> _WORK ORDER_: Below are some entries; write out each one of them exactly.

** Opening DATA SHOWN block **

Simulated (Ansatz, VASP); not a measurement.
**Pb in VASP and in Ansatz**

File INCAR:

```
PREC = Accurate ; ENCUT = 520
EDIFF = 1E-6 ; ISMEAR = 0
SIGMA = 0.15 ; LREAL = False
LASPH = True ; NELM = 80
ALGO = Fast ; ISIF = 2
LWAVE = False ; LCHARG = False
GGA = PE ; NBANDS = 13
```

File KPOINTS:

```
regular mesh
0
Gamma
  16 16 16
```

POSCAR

** Closing DATA SHOWN block **

> _RESPONSE AREA_:
Simulated (Ansatz, VASP); not a measurement.
**Pb in VASP and in Ansatz**

File INCAR:

```
PREC = Accurate ; ENCUT = 520
EDIFF = 1E-6 ; ISMEAR = 0
SIGMA = 0.15 ; LREAL = False
LASPH = True ; NELM = 80
ALGO = Fast ; ISIF = 2
LWAVE = False ; LCHARG = False
GGA = PE ; NBANDS = 13
```

File KPOINTS:

```
regular mesh
0
Gamma
  16 16 16
```

POSCAR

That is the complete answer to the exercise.